The listing that follows must be given again in full and exactly.

********************

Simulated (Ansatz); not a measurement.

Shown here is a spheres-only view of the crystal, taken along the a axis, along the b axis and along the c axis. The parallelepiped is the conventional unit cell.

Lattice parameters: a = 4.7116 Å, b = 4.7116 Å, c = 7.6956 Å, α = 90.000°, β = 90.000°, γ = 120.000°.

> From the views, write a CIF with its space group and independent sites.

********************

● EXPECTED ANSWER
Simulated (Ansatz); not a measurement.

Shown here is a spheres-only view of the crystal, taken along the a axis, along the b axis and along the c axis. The parallelepiped is the conventional unit cell.

Lattice parameters: a = 4.7116 Å, b = 4.7116 Å, c = 7.6956 Å, α = 90.000°, β = 90.000°, γ = 120.000°.

> From the views, write a CIF with its space group and independent sites.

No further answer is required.